_Entries shown_:
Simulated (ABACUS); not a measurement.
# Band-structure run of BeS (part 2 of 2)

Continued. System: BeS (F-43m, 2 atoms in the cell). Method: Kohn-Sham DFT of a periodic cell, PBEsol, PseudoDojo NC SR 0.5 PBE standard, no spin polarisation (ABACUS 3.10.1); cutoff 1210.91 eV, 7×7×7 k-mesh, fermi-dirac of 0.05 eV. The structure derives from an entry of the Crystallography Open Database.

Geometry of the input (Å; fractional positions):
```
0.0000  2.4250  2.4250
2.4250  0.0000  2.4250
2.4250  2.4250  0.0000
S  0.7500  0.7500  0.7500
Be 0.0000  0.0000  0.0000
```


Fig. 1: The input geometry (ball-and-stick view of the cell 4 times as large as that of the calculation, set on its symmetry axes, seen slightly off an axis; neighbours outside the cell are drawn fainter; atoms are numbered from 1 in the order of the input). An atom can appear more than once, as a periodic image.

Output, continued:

_Assignment_: Retype the whole listing above, line for line and exactly.

_Your response_:
Simulated (ABACUS); not a measurement.
# Band-structure run of BeS (part 2 of 2)

Continued. System: BeS (F-43m, 2 atoms in the cell). Method: Kohn-Sham DFT of a periodic cell, PBEsol, PseudoDojo NC SR 0.5 PBE standard, no spin polarisation (ABACUS 3.10.1); cutoff 1210.91 eV, 7×7×7 k-mesh, fermi-dirac of 0.05 eV. The structure derives from an entry of the Crystallography Open Database.

Geometry of the input (Å; fractional positions):
```
0.0000  2.4250  2.4250
2.4250  0.0000  2.4250
2.4250  2.4250  0.0000
S  0.7500  0.7500  0.7500
Be 0.0000  0.0000  0.0000
```


Fig. 1: The input geometry (ball-and-stick view of the cell 4 times as large as that of the calculation, set on its symmetry axes, seen slightly off an axis; neighbours outside the cell are drawn fainter; atoms are numbered from 1 in the order of the input). An atom can appear more than once, as a periodic image.

Output, continued:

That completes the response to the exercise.